» Work task:
Please output the section of the listing below that opens with the line containing "At the start: pressure" and closes with the line containing "volume (Å³) |", exactly and with nothing else.

» Records supplied:
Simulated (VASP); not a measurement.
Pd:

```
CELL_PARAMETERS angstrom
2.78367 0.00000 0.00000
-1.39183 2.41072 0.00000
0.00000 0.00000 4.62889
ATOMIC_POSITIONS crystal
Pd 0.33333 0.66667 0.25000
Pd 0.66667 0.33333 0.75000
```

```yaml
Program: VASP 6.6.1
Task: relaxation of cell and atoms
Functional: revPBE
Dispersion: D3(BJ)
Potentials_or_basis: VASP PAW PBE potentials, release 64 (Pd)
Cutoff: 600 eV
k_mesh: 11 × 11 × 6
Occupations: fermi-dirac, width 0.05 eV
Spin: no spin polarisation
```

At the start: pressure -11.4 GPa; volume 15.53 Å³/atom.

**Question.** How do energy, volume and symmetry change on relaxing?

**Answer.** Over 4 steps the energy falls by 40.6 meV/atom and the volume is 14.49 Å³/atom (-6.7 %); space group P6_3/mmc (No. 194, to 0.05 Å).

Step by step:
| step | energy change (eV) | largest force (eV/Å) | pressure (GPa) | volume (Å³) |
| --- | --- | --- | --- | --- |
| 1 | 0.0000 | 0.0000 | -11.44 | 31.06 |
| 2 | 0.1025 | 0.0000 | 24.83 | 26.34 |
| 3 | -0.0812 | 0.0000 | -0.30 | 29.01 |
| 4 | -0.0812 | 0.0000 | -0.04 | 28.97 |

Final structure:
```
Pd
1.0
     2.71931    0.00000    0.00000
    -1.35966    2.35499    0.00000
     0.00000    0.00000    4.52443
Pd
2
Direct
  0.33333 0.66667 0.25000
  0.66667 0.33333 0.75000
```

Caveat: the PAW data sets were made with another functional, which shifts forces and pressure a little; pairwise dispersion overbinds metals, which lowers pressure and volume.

» Written answer:
At the start: pressure -11.4 GPa; volume 15.53 Å³/atom.

**Question.** How do energy, volume and symmetry change on relaxing?

**Answer.** Over 4 steps the energy falls by 40.6 meV/atom and the volume is 14.49 Å³/atom (-6.7 %); space group P6_3/mmc (No. 194, to 0.05 Å).

Step by step:
| step | energy change (eV) | largest force (eV/Å) | pressure (GPa) | volume (Å³) |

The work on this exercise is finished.